REQUIRED ACTION: With no additions or omissions, print the listing that follows.

STUDY MATERIAL:
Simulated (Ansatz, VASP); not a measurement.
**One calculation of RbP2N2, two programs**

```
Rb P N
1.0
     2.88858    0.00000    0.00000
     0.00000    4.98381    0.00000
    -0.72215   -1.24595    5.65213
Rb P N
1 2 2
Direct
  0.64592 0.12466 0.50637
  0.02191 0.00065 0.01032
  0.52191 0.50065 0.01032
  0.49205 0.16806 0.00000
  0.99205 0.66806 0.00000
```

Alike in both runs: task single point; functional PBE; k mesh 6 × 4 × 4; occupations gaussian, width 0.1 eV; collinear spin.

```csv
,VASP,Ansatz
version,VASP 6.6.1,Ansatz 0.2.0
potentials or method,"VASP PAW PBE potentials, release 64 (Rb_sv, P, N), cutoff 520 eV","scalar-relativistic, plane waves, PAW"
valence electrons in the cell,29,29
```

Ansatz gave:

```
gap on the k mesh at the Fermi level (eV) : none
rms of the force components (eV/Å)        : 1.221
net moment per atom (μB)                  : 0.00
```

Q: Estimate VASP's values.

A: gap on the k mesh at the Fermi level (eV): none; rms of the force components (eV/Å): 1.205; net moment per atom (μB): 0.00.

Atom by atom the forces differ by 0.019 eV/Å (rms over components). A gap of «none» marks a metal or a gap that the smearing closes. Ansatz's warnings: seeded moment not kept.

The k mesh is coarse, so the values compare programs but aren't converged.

WRITTEN ANSWER:
Simulated (Ansatz, VASP); not a measurement.
**One calculation of RbP2N2, two programs**

```
Rb P N
1.0
     2.88858    0.00000    0.00000
     0.00000    4.98381    0.00000
    -0.72215   -1.24595    5.65213
Rb P N
1 2 2
Direct
  0.64592 0.12466 0.50637
  0.02191 0.00065 0.01032
  0.52191 0.50065 0.01032
  0.49205 0.16806 0.00000
  0.99205 0.66806 0.00000
```

Alike in both runs: task single point; functional PBE; k mesh 6 × 4 × 4; occupations gaussian, width 0.1 eV; collinear spin.

```csv
,VASP,Ansatz
version,VASP 6.6.1,Ansatz 0.2.0
potentials or method,"VASP PAW PBE potentials, release 64 (Rb_sv, P, N), cutoff 520 eV","scalar-relativistic, plane waves, PAW"
valence electrons in the cell,29,29
```

Ansatz gave:

```
gap on the k mesh at the Fermi level (eV) : none
rms of the force components (eV/Å)        : 1.221
net moment per atom (μB)                  : 0.00
```

Q: Estimate VASP's values.

A: gap on the k mesh at the Fermi level (eV): none; rms of the force components (eV/Å): 1.205; net moment per atom (μB): 0.00.

Atom by atom the forces differ by 0.019 eV/Å (rms over components). A gap of «none» marks a metal or a gap that the smearing closes. Ansatz's warnings: seeded moment not kept.

The k mesh is coarse, so the values compare programs but aren't converged.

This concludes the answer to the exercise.